Assigned task | In your answer, give each entry again exactly as it appears.

Dataset content |
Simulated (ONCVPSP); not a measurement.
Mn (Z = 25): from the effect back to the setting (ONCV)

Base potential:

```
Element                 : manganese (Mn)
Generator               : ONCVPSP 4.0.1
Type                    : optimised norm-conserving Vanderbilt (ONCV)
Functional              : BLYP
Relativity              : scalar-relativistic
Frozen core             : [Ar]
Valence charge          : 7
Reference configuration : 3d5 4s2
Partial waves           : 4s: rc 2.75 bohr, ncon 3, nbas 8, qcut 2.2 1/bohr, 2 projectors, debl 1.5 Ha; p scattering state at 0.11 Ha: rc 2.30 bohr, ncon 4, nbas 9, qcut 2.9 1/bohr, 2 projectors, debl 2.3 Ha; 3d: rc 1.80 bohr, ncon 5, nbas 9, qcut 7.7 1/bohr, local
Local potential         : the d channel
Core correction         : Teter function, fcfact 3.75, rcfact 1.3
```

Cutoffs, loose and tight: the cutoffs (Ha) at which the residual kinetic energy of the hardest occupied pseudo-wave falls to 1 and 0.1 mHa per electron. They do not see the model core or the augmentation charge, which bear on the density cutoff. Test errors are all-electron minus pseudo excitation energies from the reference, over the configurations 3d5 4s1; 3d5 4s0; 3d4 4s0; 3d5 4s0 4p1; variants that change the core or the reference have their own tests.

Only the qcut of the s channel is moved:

Exercise result |
Simulated (ONCVPSP); not a measurement.
Mn (Z = 25): from the effect back to the setting (ONCV)

Base potential:

```
Element                 : manganese (Mn)
Generator               : ONCVPSP 4.0.1
Type                    : optimised norm-conserving Vanderbilt (ONCV)
Functional              : BLYP
Relativity              : scalar-relativistic
Frozen core             : [Ar]
Valence charge          : 7
Reference configuration : 3d5 4s2
Partial waves           : 4s: rc 2.75 bohr, ncon 3, nbas 8, qcut 2.2 1/bohr, 2 projectors, debl 1.5 Ha; p scattering state at 0.11 Ha: rc 2.30 bohr, ncon 4, nbas 9, qcut 2.9 1/bohr, 2 projectors, debl 2.3 Ha; 3d: rc 1.80 bohr, ncon 5, nbas 9, qcut 7.7 1/bohr, local
Local potential         : the d channel
Core correction         : Teter function, fcfact 3.75, rcfact 1.3
```

Cutoffs, loose and tight: the cutoffs (Ha) at which the residual kinetic energy of the hardest occupied pseudo-wave falls to 1 and 0.1 mHa per electron. They do not see the model core or the augmentation charge, which bear on the density cutoff. Test errors are all-electron minus pseudo excitation energies from the reference, over the configurations 3d5 4s1; 3d5 4s0; 3d4 4s0; 3d5 4s0 4p1; variants that change the core or the reference have their own tests.

Only the qcut of the s channel is moved:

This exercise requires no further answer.